Work task: The lines from the start of the records through the one containing "Question: Did the" are to be transcribed exactly, and nothing else.

Given data:
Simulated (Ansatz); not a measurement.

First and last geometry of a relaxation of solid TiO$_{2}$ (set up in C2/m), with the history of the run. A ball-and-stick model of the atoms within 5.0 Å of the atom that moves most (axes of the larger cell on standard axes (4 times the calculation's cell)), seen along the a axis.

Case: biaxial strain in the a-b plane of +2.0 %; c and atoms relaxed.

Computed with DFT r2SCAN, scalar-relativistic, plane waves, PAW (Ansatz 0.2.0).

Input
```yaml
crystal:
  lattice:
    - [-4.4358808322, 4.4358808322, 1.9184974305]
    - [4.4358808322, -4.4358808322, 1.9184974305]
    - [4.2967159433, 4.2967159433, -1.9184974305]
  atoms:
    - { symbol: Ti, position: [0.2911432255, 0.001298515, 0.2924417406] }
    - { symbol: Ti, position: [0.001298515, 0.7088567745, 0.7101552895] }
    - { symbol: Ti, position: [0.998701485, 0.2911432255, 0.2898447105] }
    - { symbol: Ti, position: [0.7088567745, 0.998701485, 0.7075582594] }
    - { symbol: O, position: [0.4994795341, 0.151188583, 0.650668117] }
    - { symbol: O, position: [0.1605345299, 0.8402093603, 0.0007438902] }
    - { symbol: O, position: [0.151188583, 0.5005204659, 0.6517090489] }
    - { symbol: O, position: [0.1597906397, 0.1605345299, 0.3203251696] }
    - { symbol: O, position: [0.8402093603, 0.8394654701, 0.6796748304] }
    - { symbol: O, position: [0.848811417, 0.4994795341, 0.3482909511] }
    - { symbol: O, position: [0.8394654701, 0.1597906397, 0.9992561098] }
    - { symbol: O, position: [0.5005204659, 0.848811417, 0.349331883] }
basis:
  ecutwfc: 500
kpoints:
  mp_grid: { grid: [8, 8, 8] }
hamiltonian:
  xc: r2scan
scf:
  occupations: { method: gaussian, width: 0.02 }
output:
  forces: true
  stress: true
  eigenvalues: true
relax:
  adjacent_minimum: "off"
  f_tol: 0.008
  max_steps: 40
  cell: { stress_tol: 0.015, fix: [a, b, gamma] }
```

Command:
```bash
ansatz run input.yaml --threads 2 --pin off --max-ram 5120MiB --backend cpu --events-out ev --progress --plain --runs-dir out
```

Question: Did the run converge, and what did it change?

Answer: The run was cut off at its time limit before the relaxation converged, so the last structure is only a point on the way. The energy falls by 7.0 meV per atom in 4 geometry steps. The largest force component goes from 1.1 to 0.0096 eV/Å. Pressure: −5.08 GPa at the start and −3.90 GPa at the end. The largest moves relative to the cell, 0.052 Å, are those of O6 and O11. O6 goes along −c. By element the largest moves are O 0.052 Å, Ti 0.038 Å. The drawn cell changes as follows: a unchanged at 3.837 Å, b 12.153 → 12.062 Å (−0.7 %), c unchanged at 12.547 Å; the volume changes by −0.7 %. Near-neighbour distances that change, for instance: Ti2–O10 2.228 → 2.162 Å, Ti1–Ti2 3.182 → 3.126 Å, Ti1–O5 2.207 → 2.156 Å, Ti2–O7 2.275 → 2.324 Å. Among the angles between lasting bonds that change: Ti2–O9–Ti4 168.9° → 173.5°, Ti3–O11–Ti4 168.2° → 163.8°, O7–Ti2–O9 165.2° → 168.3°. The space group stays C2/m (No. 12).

Exercise solution:
Simulated (Ansatz); not a measurement.

First and last geometry of a relaxation of solid TiO$_{2}$ (set up in C2/m), with the history of the run. A ball-and-stick model of the atoms within 5.0 Å of the atom that moves most (axes of the larger cell on standard axes (4 times the calculation's cell)), seen along the a axis.

Case: biaxial strain in the a-b plane of +2.0 %; c and atoms relaxed.

Computed with DFT r2SCAN, scalar-relativistic, plane waves, PAW (Ansatz 0.2.0).

Input
```yaml
crystal:
  lattice:
    - [-4.4358808322, 4.4358808322, 1.9184974305]
    - [4.4358808322, -4.4358808322, 1.9184974305]
    - [4.2967159433, 4.2967159433, -1.9184974305]
  atoms:
    - { symbol: Ti, position: [0.2911432255, 0.001298515, 0.2924417406] }
    - { symbol: Ti, position: [0.001298515, 0.7088567745, 0.7101552895] }
    - { symbol: Ti, position: [0.998701485, 0.2911432255, 0.2898447105] }
    - { symbol: Ti, position: [0.7088567745, 0.998701485, 0.7075582594] }
    - { symbol: O, position: [0.4994795341, 0.151188583, 0.650668117] }
    - { symbol: O, position: [0.1605345299, 0.8402093603, 0.0007438902] }
    - { symbol: O, position: [0.151188583, 0.5005204659, 0.6517090489] }
    - { symbol: O, position: [0.1597906397, 0.1605345299, 0.3203251696] }
    - { symbol: O, position: [0.8402093603, 0.8394654701, 0.6796748304] }
    - { symbol: O, position: [0.848811417, 0.4994795341, 0.3482909511] }
    - { symbol: O, position: [0.8394654701, 0.1597906397, 0.9992561098] }
    - { symbol: O, position: [0.5005204659, 0.848811417, 0.349331883] }
basis:
  ecutwfc: 500
kpoints:
  mp_grid: { grid: [8, 8, 8] }
hamiltonian:
  xc: r2scan
scf:
  occupations: { method: gaussian, width: 0.02 }
output:
  forces: true
  stress: true
  eigenvalues: true
relax:
  adjacent_minimum: "off"
  f_tol: 0.008
  max_steps: 40
  cell: { stress_tol: 0.015, fix: [a, b, gamma] }
```

Command:
```bash
ansatz run input.yaml --threads 2 --pin off --max-ram 5120MiB --backend cpu --events-out ev --progress --plain --runs-dir out
```

Question: Did the run converge, and what did it change?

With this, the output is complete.